=== Begin Enclosure ===

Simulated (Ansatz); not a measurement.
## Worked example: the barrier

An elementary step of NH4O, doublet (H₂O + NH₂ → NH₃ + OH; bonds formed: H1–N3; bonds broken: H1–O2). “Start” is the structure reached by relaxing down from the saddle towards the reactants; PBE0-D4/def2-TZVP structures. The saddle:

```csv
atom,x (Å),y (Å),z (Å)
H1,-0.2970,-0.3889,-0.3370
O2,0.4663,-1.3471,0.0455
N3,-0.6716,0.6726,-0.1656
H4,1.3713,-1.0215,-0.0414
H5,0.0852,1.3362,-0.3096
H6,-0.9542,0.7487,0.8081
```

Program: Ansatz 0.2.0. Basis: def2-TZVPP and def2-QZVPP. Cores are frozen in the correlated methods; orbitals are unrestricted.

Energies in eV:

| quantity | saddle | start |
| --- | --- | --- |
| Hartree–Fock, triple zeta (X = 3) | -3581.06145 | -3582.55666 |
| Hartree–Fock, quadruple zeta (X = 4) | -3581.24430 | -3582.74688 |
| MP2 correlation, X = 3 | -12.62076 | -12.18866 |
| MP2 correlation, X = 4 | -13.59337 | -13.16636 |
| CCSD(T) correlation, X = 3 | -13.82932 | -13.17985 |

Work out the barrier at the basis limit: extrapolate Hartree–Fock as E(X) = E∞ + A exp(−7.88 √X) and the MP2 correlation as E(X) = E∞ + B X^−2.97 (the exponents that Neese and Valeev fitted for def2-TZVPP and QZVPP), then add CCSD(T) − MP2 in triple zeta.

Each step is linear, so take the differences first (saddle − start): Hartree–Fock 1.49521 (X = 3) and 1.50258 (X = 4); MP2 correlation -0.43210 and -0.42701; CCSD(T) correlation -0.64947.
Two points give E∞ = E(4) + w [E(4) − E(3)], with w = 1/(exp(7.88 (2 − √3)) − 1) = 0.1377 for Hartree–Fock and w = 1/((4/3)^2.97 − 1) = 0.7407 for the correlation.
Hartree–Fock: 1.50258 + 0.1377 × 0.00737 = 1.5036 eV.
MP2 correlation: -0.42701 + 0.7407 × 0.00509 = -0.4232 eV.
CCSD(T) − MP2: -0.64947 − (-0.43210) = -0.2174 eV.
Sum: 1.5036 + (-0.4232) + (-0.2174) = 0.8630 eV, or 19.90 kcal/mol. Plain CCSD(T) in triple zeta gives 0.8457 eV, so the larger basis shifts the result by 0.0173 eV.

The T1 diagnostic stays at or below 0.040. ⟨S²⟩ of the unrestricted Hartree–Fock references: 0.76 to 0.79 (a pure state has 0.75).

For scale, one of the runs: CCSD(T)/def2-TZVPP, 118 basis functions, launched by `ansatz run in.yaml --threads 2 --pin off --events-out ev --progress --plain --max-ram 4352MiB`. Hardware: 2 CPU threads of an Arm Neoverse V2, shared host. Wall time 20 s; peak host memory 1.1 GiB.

=== End Enclosure ===

Task item »
Above are some lines. Repeat exactly, and only, those from the line that has "Sum: 1.5036 +" through the line that has "The T1 diagnostic".

Answer section »
Sum: 1.5036 + (-0.4232) + (-0.2174) = 0.8630 eV, or 19.90 kcal/mol. Plain CCSD(T) in triple zeta gives 0.8457 eV, so the larger basis shifts the result by 0.0173 eV.

The T1 diagnostic stays at or below 0.040. ⟨S²⟩ of the unrestricted Hartree–Fock references: 0.76 to 0.79 (a pure state has 0.75).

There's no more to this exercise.